DATA EXTRACT Block Start

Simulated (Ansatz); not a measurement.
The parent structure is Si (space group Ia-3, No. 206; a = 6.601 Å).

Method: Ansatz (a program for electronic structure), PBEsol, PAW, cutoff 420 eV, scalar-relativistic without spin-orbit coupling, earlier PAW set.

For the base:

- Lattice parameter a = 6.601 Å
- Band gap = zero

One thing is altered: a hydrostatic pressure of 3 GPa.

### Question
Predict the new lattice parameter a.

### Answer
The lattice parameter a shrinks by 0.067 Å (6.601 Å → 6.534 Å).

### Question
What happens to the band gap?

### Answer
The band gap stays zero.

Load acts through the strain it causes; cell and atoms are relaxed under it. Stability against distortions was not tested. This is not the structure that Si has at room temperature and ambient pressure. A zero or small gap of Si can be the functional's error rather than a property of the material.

DATA EXTRACT Block End

- _REQUIREMENT_
Print the listing above from its first line through the line with "- Band gap = zero", and stop there.

- _RESPONSE_
Simulated (Ansatz); not a measurement.
The parent structure is Si (space group Ia-3, No. 206; a = 6.601 Å).

Method: Ansatz (a program for electronic structure), PBEsol, PAW, cutoff 420 eV, scalar-relativistic without spin-orbit coupling, earlier PAW set.

For the base:

- Lattice parameter a = 6.601 Å
- Band gap = zero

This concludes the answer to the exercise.